■ WORK ORDER ■
The full listing must be reproduced exactly as given.

*** RECORDS SHOWN Section Begins ***

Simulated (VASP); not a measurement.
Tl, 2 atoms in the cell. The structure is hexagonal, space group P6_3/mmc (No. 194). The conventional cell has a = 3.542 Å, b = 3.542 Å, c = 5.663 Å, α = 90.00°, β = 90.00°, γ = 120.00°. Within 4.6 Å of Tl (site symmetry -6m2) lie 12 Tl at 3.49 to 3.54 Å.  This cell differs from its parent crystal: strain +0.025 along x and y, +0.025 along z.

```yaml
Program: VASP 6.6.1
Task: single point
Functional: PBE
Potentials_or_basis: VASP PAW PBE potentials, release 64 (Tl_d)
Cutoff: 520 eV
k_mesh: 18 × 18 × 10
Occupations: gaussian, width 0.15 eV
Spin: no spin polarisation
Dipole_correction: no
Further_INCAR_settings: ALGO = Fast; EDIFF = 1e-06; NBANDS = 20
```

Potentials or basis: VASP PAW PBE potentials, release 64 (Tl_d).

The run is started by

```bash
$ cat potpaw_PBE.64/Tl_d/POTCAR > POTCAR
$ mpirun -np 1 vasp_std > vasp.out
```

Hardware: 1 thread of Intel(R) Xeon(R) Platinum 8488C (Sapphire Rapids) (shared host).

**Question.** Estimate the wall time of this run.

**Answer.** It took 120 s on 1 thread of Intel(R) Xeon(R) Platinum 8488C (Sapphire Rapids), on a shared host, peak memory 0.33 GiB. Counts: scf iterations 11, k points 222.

*** RECORDS SHOWN Section Ends ***

■ EXERCISE RESPONSE ■
Simulated (VASP); not a measurement.
Tl, 2 atoms in the cell. The structure is hexagonal, space group P6_3/mmc (No. 194). The conventional cell has a = 3.542 Å, b = 3.542 Å, c = 5.663 Å, α = 90.00°, β = 90.00°, γ = 120.00°. Within 4.6 Å of Tl (site symmetry -6m2) lie 12 Tl at 3.49 to 3.54 Å.  This cell differs from its parent crystal: strain +0.025 along x and y, +0.025 along z.

```yaml
Program: VASP 6.6.1
Task: single point
Functional: PBE
Potentials_or_basis: VASP PAW PBE potentials, release 64 (Tl_d)
Cutoff: 520 eV
k_mesh: 18 × 18 × 10
Occupations: gaussian, width 0.15 eV
Spin: no spin polarisation
Dipole_correction: no
Further_INCAR_settings: ALGO = Fast; EDIFF = 1e-06; NBANDS = 20
```

Potentials or basis: VASP PAW PBE potentials, release 64 (Tl_d).

The run is started by

```bash
$ cat potpaw_PBE.64/Tl_d/POTCAR > POTCAR
$ mpirun -np 1 vasp_std > vasp.out
```

Hardware: 1 thread of Intel(R) Xeon(R) Platinum 8488C (Sapphire Rapids) (shared host).

**Question.** Estimate the wall time of this run.

**Answer.** It took 120 s on 1 thread of Intel(R) Xeon(R) Platinum 8488C (Sapphire Rapids), on a shared host, peak memory 0.33 GiB. Counts: scf iterations 11, k points 222.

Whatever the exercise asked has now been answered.